● **REQUIREMENT**
Repeat every record exactly.

● **MATERIAL PROVIDED**
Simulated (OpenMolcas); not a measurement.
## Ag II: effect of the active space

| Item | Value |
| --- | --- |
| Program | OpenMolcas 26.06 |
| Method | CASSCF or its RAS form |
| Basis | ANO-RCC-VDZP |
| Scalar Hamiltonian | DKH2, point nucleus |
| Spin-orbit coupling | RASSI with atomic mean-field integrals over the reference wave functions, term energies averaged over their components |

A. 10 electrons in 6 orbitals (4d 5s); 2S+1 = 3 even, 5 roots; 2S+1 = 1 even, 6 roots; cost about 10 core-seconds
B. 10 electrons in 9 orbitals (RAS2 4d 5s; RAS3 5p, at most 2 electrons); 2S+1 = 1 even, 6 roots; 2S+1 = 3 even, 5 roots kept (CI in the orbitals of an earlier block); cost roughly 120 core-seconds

● **YOUR SOLUTION**
Simulated (OpenMolcas); not a measurement.
## Ag II: effect of the active space

| Item | Value |
| --- | --- |
| Program | OpenMolcas 26.06 |
| Method | CASSCF or its RAS form |
| Basis | ANO-RCC-VDZP |
| Scalar Hamiltonian | DKH2, point nucleus |
| Spin-orbit coupling | RASSI with atomic mean-field integrals over the reference wave functions, term energies averaged over their components |

A. 10 electrons in 6 orbitals (4d 5s); 2S+1 = 3 even, 5 roots; 2S+1 = 1 even, 6 roots; cost about 10 core-seconds
B. 10 electrons in 9 orbitals (RAS2 4d 5s; RAS3 5p, at most 2 electrons); 2S+1 = 1 even, 6 roots; 2S+1 = 3 even, 5 roots kept (CI in the orbitals of an earlier block); cost roughly 120 core-seconds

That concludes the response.